* SUPPLIED INFORMATION:
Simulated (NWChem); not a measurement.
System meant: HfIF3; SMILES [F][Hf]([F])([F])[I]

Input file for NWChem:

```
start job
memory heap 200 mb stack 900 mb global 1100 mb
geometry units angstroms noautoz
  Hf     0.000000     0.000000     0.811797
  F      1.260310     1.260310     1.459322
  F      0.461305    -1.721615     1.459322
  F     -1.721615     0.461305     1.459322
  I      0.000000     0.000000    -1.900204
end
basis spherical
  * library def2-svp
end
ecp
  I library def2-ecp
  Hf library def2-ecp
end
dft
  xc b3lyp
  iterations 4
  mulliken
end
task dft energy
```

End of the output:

* WORK INSTRUCTION: Every line in the material must be repeated verbatim.

* ANSWER BOX:
Simulated (NWChem); not a measurement.
System meant: HfIF3; SMILES [F][Hf]([F])([F])[I]

Input file for NWChem:

```
start job
memory heap 200 mb stack 900 mb global 1100 mb
geometry units angstroms noautoz
  Hf     0.000000     0.000000     0.811797
  F      1.260310     1.260310     1.459322
  F      0.461305    -1.721615     1.459322
  F     -1.721615     0.461305     1.459322
  I      0.000000     0.000000    -1.900204
end
basis spherical
  * library def2-svp
end
ecp
  I library def2-ecp
  Hf library def2-ecp
end
dft
  xc b3lyp
  iterations 4
  mulliken
end
task dft energy
```

End of the output:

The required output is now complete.